▶ _RECORDED DATA_:
◆ ◆ ◆ ◆ ◆ ◆ ◆

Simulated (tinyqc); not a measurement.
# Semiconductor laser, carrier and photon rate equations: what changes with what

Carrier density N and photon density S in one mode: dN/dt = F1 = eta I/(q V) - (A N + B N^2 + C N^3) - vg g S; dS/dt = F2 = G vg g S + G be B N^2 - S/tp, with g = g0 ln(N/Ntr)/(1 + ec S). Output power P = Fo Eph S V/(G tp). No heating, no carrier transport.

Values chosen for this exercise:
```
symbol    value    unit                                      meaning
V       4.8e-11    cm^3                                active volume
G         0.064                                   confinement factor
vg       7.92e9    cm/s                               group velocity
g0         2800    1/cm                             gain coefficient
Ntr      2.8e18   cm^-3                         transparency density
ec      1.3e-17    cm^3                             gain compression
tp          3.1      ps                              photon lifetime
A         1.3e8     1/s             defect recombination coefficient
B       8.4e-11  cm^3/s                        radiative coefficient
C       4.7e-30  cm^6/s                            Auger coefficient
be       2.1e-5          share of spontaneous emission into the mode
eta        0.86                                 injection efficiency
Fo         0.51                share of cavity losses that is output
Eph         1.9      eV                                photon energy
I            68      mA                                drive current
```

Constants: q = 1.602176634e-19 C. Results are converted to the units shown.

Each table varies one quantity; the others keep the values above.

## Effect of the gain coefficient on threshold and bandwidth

◆ ◆ ◆ ◆ ◆ ◆ ◆

▶ _TASK ITEM_:
Would you retype the records above without changing a word?

▶ _YOUR SOLUTION_:
Simulated (tinyqc); not a measurement.
# Semiconductor laser, carrier and photon rate equations: what changes with what

Carrier density N and photon density S in one mode: dN/dt = F1 = eta I/(q V) - (A N + B N^2 + C N^3) - vg g S; dS/dt = F2 = G vg g S + G be B N^2 - S/tp, with g = g0 ln(N/Ntr)/(1 + ec S). Output power P = Fo Eph S V/(G tp). No heating, no carrier transport.

Values chosen for this exercise:
```
symbol    value    unit                                      meaning
V       4.8e-11    cm^3                                active volume
G         0.064                                   confinement factor
vg       7.92e9    cm/s                               group velocity
g0         2800    1/cm                             gain coefficient
Ntr      2.8e18   cm^-3                         transparency density
ec      1.3e-17    cm^3                             gain compression
tp          3.1      ps                              photon lifetime
A         1.3e8     1/s             defect recombination coefficient
B       8.4e-11  cm^3/s                        radiative coefficient
C       4.7e-30  cm^6/s                            Auger coefficient
be       2.1e-5          share of spontaneous emission into the mode
eta        0.86                                 injection efficiency
Fo         0.51                share of cavity losses that is output
Eph         1.9      eV                                photon energy
I            68      mA                                drive current
```

Constants: q = 1.602176634e-19 C. Results are converted to the units shown.

Each table varies one quantity; the others keep the values above.

## Effect of the gain coefficient on threshold and bandwidth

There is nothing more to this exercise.